**Record excerpts:**
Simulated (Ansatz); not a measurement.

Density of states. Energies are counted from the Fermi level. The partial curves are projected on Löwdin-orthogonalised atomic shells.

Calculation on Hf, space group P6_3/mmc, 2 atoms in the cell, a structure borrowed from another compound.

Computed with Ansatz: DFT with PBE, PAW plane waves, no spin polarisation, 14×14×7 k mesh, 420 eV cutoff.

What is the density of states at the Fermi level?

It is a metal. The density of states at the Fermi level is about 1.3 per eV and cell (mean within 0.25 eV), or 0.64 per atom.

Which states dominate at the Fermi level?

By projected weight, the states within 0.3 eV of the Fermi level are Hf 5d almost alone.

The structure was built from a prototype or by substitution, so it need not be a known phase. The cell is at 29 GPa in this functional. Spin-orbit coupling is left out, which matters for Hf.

**Work task:**
All lines from the beginning of the material above through the one with "By projected weight, the" need to be returned exactly; please return those and only those.

**Task output:**
Simulated (Ansatz); not a measurement.

Density of states. Energies are counted from the Fermi level. The partial curves are projected on Löwdin-orthogonalised atomic shells.

Calculation on Hf, space group P6_3/mmc, 2 atoms in the cell, a structure borrowed from another compound.

Computed with Ansatz: DFT with PBE, PAW plane waves, no spin polarisation, 14×14×7 k mesh, 420 eV cutoff.

What is the density of states at the Fermi level?

It is a metal. The density of states at the Fermi level is about 1.3 per eV and cell (mean within 0.25 eV), or 0.64 per atom.

Which states dominate at the Fermi level?

By projected weight, the states within 0.3 eV of the Fermi level are Hf 5d almost alone.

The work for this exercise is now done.